__THE DATA__:
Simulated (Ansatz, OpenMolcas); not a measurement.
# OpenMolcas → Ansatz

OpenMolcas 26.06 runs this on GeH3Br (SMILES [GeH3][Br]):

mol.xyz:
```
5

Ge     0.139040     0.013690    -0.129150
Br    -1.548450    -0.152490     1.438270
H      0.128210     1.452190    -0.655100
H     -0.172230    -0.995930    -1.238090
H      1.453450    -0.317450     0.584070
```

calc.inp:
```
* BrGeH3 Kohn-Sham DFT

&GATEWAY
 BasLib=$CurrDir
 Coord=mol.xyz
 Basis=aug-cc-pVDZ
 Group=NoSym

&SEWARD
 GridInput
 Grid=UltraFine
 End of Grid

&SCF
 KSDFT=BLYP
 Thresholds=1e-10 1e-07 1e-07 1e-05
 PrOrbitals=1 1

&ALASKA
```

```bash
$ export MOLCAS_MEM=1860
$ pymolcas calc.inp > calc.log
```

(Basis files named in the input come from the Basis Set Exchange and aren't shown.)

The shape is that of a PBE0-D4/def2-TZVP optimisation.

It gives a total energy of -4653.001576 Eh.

__WORK ITEM__: Copy every line of the records word for word.

__TASK ANSWER__:
Simulated (Ansatz, OpenMolcas); not a measurement.
# OpenMolcas → Ansatz

OpenMolcas 26.06 runs this on GeH3Br (SMILES [GeH3][Br]):

mol.xyz:
```
5

Ge     0.139040     0.013690    -0.129150
Br    -1.548450    -0.152490     1.438270
H      0.128210     1.452190    -0.655100
H     -0.172230    -0.995930    -1.238090
H      1.453450    -0.317450     0.584070
```

calc.inp:
```
* BrGeH3 Kohn-Sham DFT

&GATEWAY
 BasLib=$CurrDir
 Coord=mol.xyz
 Basis=aug-cc-pVDZ
 Group=NoSym

&SEWARD
 GridInput
 Grid=UltraFine
 End of Grid

&SCF
 KSDFT=BLYP
 Thresholds=1e-10 1e-07 1e-07 1e-05
 PrOrbitals=1 1

&ALASKA
```

```bash
$ export MOLCAS_MEM=1860
$ pymolcas calc.inp > calc.log
```

(Basis files named in the input come from the Basis Set Exchange and aren't shown.)

The shape is that of a PBE0-D4/def2-TZVP optimisation.

It gives a total energy of -4653.001576 Eh.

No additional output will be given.